#### [Source material]
···

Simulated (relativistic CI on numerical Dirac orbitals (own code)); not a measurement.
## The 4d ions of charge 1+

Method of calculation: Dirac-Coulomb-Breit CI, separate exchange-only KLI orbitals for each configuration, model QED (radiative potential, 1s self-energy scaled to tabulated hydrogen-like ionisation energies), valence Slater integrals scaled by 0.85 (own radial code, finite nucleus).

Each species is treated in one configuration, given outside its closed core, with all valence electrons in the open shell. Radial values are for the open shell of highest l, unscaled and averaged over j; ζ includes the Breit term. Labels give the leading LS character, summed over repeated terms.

···

#### [Work request]
Everything from the first line of the entries above through the line with "Method of calculation: Dirac-Coulomb-Breit" is to be reproduced exactly, and nothing else.

#### [Your response]
Simulated (relativistic CI on numerical Dirac orbitals (own code)); not a measurement.
## The 4d ions of charge 1+

Method of calculation: Dirac-Coulomb-Breit CI, separate exchange-only KLI orbitals for each configuration, model QED (radiative potential, 1s self-energy scaled to tabulated hydrogen-like ionisation energies), valence Slater integrals scaled by 0.85 (own radial code, finite nucleus).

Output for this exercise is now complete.